=-=-=
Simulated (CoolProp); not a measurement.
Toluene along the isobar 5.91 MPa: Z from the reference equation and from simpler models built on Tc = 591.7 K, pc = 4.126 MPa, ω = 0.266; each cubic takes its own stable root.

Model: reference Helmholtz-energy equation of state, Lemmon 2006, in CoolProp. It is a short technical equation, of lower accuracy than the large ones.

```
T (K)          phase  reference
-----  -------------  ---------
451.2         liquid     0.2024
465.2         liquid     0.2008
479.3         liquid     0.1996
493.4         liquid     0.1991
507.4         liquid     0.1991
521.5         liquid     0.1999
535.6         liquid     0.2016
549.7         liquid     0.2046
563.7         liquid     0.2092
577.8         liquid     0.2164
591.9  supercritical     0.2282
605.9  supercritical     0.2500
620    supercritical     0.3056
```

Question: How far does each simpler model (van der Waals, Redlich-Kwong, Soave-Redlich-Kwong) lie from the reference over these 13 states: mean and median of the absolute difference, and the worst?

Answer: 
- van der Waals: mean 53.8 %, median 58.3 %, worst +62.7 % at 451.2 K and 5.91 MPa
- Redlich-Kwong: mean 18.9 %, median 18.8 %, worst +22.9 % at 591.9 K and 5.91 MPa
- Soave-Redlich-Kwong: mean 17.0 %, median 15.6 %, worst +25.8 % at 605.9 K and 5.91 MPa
=-=-=

ASSIGNMENT
Exactly reproduce all of the entries above.

TASK ANSWER
Simulated (CoolProp); not a measurement.
Toluene along the isobar 5.91 MPa: Z from the reference equation and from simpler models built on Tc = 591.7 K, pc = 4.126 MPa, ω = 0.266; each cubic takes its own stable root.

Model: reference Helmholtz-energy equation of state, Lemmon 2006, in CoolProp. It is a short technical equation, of lower accuracy than the large ones.

```
T (K)          phase  reference
-----  -------------  ---------
451.2         liquid     0.2024
465.2         liquid     0.2008
479.3         liquid     0.1996
493.4         liquid     0.1991
507.4         liquid     0.1991
521.5         liquid     0.1999
535.6         liquid     0.2016
549.7         liquid     0.2046
563.7         liquid     0.2092
577.8         liquid     0.2164
591.9  supercritical     0.2282
605.9  supercritical     0.2500
620    supercritical     0.3056
```

Question: How far does each simpler model (van der Waals, Redlich-Kwong, Soave-Redlich-Kwong) lie from the reference over these 13 states: mean and median of the absolute difference, and the worst?

Answer: 
- van der Waals: mean 53.8 %, median 58.3 %, worst +62.7 % at 451.2 K and 5.91 MPa
- Redlich-Kwong: mean 18.9 %, median 18.8 %, worst +22.9 % at 591.9 K and 5.91 MPa
- Soave-Redlich-Kwong: mean 17.0 %, median 15.6 %, worst +25.8 % at 605.9 K and 5.91 MPa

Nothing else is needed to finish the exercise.